REQUIREMENT
The lines needed are those from the start of the records through the line holding "Single point, PBE**", each copied exactly.

DATASET EXCERPTS below:
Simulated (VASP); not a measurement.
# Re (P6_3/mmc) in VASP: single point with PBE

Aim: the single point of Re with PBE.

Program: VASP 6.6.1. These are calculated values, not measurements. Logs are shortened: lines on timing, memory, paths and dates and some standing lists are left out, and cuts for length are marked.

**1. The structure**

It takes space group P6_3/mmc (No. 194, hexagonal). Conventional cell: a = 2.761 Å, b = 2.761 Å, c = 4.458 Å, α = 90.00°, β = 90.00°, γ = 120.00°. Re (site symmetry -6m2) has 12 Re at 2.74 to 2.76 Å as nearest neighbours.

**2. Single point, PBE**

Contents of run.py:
End of DATASET EXCERPTS.

EXERCISE SOLUTION
Simulated (VASP); not a measurement.
# Re (P6_3/mmc) in VASP: single point with PBE

Aim: the single point of Re with PBE.

Program: VASP 6.6.1. These are calculated values, not measurements. Logs are shortened: lines on timing, memory, paths and dates and some standing lists are left out, and cuts for length are marked.

**1. The structure**

It takes space group P6_3/mmc (No. 194, hexagonal). Conventional cell: a = 2.761 Å, b = 2.761 Å, c = 4.458 Å, α = 90.00°, β = 90.00°, γ = 120.00°. Re (site symmetry -6m2) has 12 Re at 2.74 to 2.76 Å as nearest neighbours.

**2. Single point, PBE**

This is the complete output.